ACTION ITEM:
The output must reproduce each line of the data word for word.

----- DATA EXTRACTS -----

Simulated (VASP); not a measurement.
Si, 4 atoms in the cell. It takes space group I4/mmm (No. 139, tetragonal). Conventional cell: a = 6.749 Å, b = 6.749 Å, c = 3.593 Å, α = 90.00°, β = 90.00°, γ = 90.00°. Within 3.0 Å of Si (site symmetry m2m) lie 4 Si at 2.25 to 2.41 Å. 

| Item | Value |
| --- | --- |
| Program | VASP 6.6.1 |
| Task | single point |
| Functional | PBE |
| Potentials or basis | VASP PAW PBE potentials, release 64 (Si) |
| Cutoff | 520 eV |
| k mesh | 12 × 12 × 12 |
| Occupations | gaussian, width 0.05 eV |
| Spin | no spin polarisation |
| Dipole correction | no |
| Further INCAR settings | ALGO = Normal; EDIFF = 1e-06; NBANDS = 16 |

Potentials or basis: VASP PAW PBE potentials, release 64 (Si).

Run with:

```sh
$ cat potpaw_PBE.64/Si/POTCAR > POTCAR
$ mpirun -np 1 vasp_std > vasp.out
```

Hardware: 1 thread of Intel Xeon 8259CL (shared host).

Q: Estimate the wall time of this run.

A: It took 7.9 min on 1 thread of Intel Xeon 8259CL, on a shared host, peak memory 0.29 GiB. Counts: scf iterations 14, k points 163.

-----

TASK RESULT:
Simulated (VASP); not a measurement.
Si, 4 atoms in the cell. It takes space group I4/mmm (No. 139, tetragonal). Conventional cell: a = 6.749 Å, b = 6.749 Å, c = 3.593 Å, α = 90.00°, β = 90.00°, γ = 90.00°. Within 3.0 Å of Si (site symmetry m2m) lie 4 Si at 2.25 to 2.41 Å. 

| Item | Value |
| --- | --- |
| Program | VASP 6.6.1 |
| Task | single point |
| Functional | PBE |
| Potentials or basis | VASP PAW PBE potentials, release 64 (Si) |
| Cutoff | 520 eV |
| k mesh | 12 × 12 × 12 |
| Occupations | gaussian, width 0.05 eV |
| Spin | no spin polarisation |
| Dipole correction | no |
| Further INCAR settings | ALGO = Normal; EDIFF = 1e-06; NBANDS = 16 |

Potentials or basis: VASP PAW PBE potentials, release 64 (Si).

Run with:

```sh
$ cat potpaw_PBE.64/Si/POTCAR > POTCAR
$ mpirun -np 1 vasp_std > vasp.out
```

Hardware: 1 thread of Intel Xeon 8259CL (shared host).

Q: Estimate the wall time of this run.

A: It took 7.9 min on 1 thread of Intel Xeon 8259CL, on a shared host, peak memory 0.29 GiB. Counts: scf iterations 14, k points 163.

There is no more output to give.